EXERCISE: Stop at the line containing "Numbers of over": every line of the listing from the first up to that one must be set down exactly.

[[ SOURCE MATERIAL, beginning ]]
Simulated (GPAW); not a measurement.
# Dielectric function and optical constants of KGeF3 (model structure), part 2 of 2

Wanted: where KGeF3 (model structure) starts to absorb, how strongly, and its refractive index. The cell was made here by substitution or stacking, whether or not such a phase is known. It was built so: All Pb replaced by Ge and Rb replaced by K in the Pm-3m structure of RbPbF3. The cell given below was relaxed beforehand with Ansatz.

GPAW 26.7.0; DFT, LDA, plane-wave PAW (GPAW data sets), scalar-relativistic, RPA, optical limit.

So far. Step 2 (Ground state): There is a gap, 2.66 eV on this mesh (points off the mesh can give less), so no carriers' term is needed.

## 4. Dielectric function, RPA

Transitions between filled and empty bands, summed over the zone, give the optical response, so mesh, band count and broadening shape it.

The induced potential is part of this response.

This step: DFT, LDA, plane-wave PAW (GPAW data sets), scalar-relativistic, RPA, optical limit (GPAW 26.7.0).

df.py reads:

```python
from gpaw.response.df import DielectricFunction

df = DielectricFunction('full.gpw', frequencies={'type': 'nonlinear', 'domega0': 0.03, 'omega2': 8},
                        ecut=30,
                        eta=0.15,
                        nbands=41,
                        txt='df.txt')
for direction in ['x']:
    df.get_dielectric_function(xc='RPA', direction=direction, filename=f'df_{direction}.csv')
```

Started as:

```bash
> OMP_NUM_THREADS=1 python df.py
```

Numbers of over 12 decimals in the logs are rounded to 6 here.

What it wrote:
[[ SOURCE MATERIAL, end ]]

RESPONSE:
Simulated (GPAW); not a measurement.
# Dielectric function and optical constants of KGeF3 (model structure), part 2 of 2

Wanted: where KGeF3 (model structure) starts to absorb, how strongly, and its refractive index. The cell was made here by substitution or stacking, whether or not such a phase is known. It was built so: All Pb replaced by Ge and Rb replaced by K in the Pm-3m structure of RbPbF3. The cell given below was relaxed beforehand with Ansatz.

GPAW 26.7.0; DFT, LDA, plane-wave PAW (GPAW data sets), scalar-relativistic, RPA, optical limit.

So far. Step 2 (Ground state): There is a gap, 2.66 eV on this mesh (points off the mesh can give less), so no carriers' term is needed.

## 4. Dielectric function, RPA

Transitions between filled and empty bands, summed over the zone, give the optical response, so mesh, band count and broadening shape it.

The induced potential is part of this response.

This step: DFT, LDA, plane-wave PAW (GPAW data sets), scalar-relativistic, RPA, optical limit (GPAW 26.7.0).

df.py reads:

```python
from gpaw.response.df import DielectricFunction

df = DielectricFunction('full.gpw', frequencies={'type': 'nonlinear', 'domega0': 0.03, 'omega2': 8},
                        ecut=30,
                        eta=0.15,
                        nbands=41,
                        txt='df.txt')
for direction in ['x']:
    df.get_dielectric_function(xc='RPA', direction=direction, filename=f'df_{direction}.csv')
```

Started as:

```bash
> OMP_NUM_THREADS=1 python df.py
```

Numbers of over 12 decimals in the logs are rounded to 6 here.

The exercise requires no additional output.